* _Work task_
Every line below must be reproduced exactly. Copy them all.

____________

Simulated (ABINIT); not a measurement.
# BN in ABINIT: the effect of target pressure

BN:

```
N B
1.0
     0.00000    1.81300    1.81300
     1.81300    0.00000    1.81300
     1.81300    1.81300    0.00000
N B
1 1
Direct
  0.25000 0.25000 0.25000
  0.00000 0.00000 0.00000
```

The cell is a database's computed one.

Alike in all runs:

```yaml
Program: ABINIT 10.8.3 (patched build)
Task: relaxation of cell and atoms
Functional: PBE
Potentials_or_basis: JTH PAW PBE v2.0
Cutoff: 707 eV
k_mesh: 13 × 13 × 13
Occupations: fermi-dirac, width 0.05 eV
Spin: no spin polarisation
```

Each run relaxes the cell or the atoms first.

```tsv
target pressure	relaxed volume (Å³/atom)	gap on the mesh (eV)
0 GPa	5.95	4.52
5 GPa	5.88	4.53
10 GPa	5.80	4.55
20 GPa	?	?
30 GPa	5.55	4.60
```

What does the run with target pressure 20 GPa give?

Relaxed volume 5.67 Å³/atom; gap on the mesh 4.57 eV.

____________

* _Task result_
Simulated (ABINIT); not a measurement.
# BN in ABINIT: the effect of target pressure

BN:

```
N B
1.0
     0.00000    1.81300    1.81300
     1.81300    0.00000    1.81300
     1.81300    1.81300    0.00000
N B
1 1
Direct
  0.25000 0.25000 0.25000
  0.00000 0.00000 0.00000
```

The cell is a database's computed one.

Alike in all runs:

```yaml
Program: ABINIT 10.8.3 (patched build)
Task: relaxation of cell and atoms
Functional: PBE
Potentials_or_basis: JTH PAW PBE v2.0
Cutoff: 707 eV
k_mesh: 13 × 13 × 13
Occupations: fermi-dirac, width 0.05 eV
Spin: no spin polarisation
```

Each run relaxes the cell or the atoms first.

```tsv
target pressure	relaxed volume (Å³/atom)	gap on the mesh (eV)
0 GPa	5.95	4.52
5 GPa	5.88	4.53
10 GPa	5.80	4.55
20 GPa	?	?
30 GPa	5.55	4.60
```

What does the run with target pressure 20 GPa give?

Relaxed volume 5.67 Å³/atom; gap on the mesh 4.57 eV.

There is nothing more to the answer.